§ DATASET RECORDS

————————

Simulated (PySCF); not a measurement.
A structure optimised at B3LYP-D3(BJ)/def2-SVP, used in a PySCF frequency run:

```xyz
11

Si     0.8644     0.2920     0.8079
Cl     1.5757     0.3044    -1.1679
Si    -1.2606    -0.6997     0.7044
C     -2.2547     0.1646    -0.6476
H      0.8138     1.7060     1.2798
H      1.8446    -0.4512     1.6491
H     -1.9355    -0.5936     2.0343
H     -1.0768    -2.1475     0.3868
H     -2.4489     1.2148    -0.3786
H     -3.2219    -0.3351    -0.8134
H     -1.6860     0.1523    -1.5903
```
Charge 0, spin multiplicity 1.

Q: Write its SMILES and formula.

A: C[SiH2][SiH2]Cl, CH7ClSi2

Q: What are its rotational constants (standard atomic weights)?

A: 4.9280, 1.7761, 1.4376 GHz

————————

§ WORK ORDER
From the first line of the data through the line with "Q: What are", quote each line exactly and add nothing else.

§ ANSWER SPACE
Simulated (PySCF); not a measurement.
A structure optimised at B3LYP-D3(BJ)/def2-SVP, used in a PySCF frequency run:

```xyz
11

Si     0.8644     0.2920     0.8079
Cl     1.5757     0.3044    -1.1679
Si    -1.2606    -0.6997     0.7044
C     -2.2547     0.1646    -0.6476
H      0.8138     1.7060     1.2798
H      1.8446    -0.4512     1.6491
H     -1.9355    -0.5936     2.0343
H     -1.0768    -2.1475     0.3868
H     -2.4489     1.2148    -0.3786
H     -3.2219    -0.3351    -0.8134
H     -1.6860     0.1523    -1.5903
```
Charge 0, spin multiplicity 1.

Q: Write its SMILES and formula.

A: C[SiH2][SiH2]Cl, CH7ClSi2

Q: What are its rotational constants (standard atomic weights)?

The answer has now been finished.